■ GIVEN INFORMATION:
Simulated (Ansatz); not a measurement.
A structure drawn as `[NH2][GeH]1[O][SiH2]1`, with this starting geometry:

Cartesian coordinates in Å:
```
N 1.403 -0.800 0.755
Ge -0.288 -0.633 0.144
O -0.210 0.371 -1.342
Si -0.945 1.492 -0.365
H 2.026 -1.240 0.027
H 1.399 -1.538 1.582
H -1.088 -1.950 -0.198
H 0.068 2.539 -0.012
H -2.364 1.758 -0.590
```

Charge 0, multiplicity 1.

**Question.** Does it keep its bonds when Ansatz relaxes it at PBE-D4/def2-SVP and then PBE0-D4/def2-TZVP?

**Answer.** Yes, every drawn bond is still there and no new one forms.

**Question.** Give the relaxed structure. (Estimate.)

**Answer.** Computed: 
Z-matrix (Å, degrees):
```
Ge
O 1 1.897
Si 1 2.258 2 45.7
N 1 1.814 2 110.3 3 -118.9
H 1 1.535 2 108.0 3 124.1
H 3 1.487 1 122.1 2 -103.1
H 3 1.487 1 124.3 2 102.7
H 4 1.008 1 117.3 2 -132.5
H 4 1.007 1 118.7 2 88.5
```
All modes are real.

■ ASSIGNMENT: A verbatim transcription is needed of the lines above, starting at the line with "Cartesian coordinates in" and ending at the line with "Charge 0, multiplicity 1.", both included, and of nothing else.

■ SOLUTION:
Cartesian coordinates in Å:
```
N 1.403 -0.800 0.755
Ge -0.288 -0.633 0.144
O -0.210 0.371 -1.342
Si -0.945 1.492 -0.365
H 2.026 -1.240 0.027
H 1.399 -1.538 1.582
H -1.088 -1.950 -0.198
H 0.068 2.539 -0.012
H -2.364 1.758 -0.590
```

Charge 0, multiplicity 1.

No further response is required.